Work item:
Nothing in the data may be altered; restate all of it exactly.

** Material provided follows **

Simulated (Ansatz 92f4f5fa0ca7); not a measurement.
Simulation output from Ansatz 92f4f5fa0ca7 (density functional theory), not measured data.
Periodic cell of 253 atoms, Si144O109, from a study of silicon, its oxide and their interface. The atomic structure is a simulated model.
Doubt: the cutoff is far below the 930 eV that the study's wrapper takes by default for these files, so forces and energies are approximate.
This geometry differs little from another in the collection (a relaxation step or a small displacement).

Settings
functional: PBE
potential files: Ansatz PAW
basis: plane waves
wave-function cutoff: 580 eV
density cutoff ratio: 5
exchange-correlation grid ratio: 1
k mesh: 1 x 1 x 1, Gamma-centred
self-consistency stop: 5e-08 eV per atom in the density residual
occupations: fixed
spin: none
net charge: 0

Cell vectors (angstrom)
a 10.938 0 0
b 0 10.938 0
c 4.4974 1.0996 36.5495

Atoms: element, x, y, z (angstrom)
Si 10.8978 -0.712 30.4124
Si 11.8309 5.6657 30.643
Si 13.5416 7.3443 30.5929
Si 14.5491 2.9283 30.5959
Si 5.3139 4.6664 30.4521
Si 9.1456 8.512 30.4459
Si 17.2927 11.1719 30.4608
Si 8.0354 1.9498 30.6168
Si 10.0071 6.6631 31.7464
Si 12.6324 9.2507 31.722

** End of Material provided **

Worked solution:
Simulated (Ansatz 92f4f5fa0ca7); not a measurement.
Simulation output from Ansatz 92f4f5fa0ca7 (density functional theory), not measured data.
Periodic cell of 253 atoms, Si144O109, from a study of silicon, its oxide and their interface. The atomic structure is a simulated model.
Doubt: the cutoff is far below the 930 eV that the study's wrapper takes by default for these files, so forces and energies are approximate.
This geometry differs little from another in the collection (a relaxation step or a small displacement).

Settings
functional: PBE
potential files: Ansatz PAW
basis: plane waves
wave-function cutoff: 580 eV
density cutoff ratio: 5
exchange-correlation grid ratio: 1
k mesh: 1 x 1 x 1, Gamma-centred
self-consistency stop: 5e-08 eV per atom in the density residual
occupations: fixed
spin: none
net charge: 0

Cell vectors (angstrom)
a 10.938 0 0
b 0 10.938 0
c 4.4974 1.0996 36.5495

Atoms: element, x, y, z (angstrom)
Si 10.8978 -0.712 30.4124
Si 11.8309 5.6657 30.643
Si 13.5416 7.3443 30.5929
Si 14.5491 2.9283 30.5959
Si 5.3139 4.6664 30.4521
Si 9.1456 8.512 30.4459
Si 17.2927 11.1719 30.4608
Si 8.0354 1.9498 30.6168
Si 10.0071 6.6631 31.7464
Si 12.6324 9.2507 31.722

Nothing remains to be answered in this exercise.